### Work task
Without any omission, reproduce the records that follow.

### Supplied information

•••

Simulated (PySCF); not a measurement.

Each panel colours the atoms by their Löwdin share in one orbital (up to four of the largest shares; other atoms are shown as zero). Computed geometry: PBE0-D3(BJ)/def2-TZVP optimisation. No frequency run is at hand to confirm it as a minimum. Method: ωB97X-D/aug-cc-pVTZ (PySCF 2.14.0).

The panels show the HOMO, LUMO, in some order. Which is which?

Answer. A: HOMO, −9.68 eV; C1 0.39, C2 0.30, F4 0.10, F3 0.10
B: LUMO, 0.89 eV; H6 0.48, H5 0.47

•••

### Answer box
Simulated (PySCF); not a measurement.

Each panel colours the atoms by their Löwdin share in one orbital (up to four of the largest shares; other atoms are shown as zero). Computed geometry: PBE0-D3(BJ)/def2-TZVP optimisation. No frequency run is at hand to confirm it as a minimum. Method: ωB97X-D/aug-cc-pVTZ (PySCF 2.14.0).

The panels show the HOMO, LUMO, in some order. Which is which?

Answer. A: HOMO, −9.68 eV; C1 0.39, C2 0.30, F4 0.10, F3 0.10
B: LUMO, 0.89 eV; H6 0.48, H5 0.47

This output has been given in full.